**Dataset extract:**
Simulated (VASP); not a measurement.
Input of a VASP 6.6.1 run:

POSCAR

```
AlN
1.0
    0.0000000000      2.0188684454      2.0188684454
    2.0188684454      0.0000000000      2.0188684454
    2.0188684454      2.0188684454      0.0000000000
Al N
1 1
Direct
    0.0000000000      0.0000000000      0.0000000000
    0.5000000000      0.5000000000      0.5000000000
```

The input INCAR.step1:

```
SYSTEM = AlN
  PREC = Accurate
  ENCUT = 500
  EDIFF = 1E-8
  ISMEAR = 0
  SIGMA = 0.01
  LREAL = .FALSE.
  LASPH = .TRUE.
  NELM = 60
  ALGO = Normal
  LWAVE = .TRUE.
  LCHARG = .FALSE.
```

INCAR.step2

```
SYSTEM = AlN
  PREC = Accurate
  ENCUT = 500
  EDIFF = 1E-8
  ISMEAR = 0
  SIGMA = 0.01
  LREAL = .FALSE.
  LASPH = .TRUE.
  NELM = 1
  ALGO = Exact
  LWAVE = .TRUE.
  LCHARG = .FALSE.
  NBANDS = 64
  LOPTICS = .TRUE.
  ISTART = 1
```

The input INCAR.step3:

**Work request:**
The data above must be repeated in its entirety, exactly as given.

**Response:**
Simulated (VASP); not a measurement.
Input of a VASP 6.6.1 run:

POSCAR

```
AlN
1.0
    0.0000000000      2.0188684454      2.0188684454
    2.0188684454      0.0000000000      2.0188684454
    2.0188684454      2.0188684454      0.0000000000
Al N
1 1
Direct
    0.0000000000      0.0000000000      0.0000000000
    0.5000000000      0.5000000000      0.5000000000
```

The input INCAR.step1:

```
SYSTEM = AlN
  PREC = Accurate
  ENCUT = 500
  EDIFF = 1E-8
  ISMEAR = 0
  SIGMA = 0.01
  LREAL = .FALSE.
  LASPH = .TRUE.
  NELM = 60
  ALGO = Normal
  LWAVE = .TRUE.
  LCHARG = .FALSE.
```

INCAR.step2

```
SYSTEM = AlN
  PREC = Accurate
  ENCUT = 500
  EDIFF = 1E-8
  ISMEAR = 0
  SIGMA = 0.01
  LREAL = .FALSE.
  LASPH = .TRUE.
  NELM = 1
  ALGO = Exact
  LWAVE = .TRUE.
  LCHARG = .FALSE.
  NBANDS = 64
  LOPTICS = .TRUE.
  ISTART = 1
```

The input INCAR.step3:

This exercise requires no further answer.